Brief
What you return must match the listing below word for word.

-*-*-

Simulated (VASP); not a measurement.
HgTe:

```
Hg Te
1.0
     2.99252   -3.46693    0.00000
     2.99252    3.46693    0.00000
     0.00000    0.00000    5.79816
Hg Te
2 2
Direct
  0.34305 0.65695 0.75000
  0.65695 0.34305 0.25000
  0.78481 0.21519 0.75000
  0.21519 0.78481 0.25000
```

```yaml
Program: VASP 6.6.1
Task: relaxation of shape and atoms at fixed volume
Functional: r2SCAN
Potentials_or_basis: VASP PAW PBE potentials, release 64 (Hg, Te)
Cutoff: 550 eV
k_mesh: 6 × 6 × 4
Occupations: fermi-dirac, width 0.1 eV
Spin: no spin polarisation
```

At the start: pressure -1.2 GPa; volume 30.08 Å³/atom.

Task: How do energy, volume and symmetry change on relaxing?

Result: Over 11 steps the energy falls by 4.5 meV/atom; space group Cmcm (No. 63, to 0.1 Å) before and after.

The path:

-*-*-

Written reply
Simulated (VASP); not a measurement.
HgTe:

```
Hg Te
1.0
     2.99252   -3.46693    0.00000
     2.99252    3.46693    0.00000
     0.00000    0.00000    5.79816
Hg Te
2 2
Direct
  0.34305 0.65695 0.75000
  0.65695 0.34305 0.25000
  0.78481 0.21519 0.75000
  0.21519 0.78481 0.25000
```

```yaml
Program: VASP 6.6.1
Task: relaxation of shape and atoms at fixed volume
Functional: r2SCAN
Potentials_or_basis: VASP PAW PBE potentials, release 64 (Hg, Te)
Cutoff: 550 eV
k_mesh: 6 × 6 × 4
Occupations: fermi-dirac, width 0.1 eV
Spin: no spin polarisation
```

At the start: pressure -1.2 GPa; volume 30.08 Å³/atom.

Task: How do energy, volume and symmetry change on relaxing?

Result: Over 11 steps the energy falls by 4.5 meV/atom; space group Cmcm (No. 63, to 0.1 Å) before and after.

The path:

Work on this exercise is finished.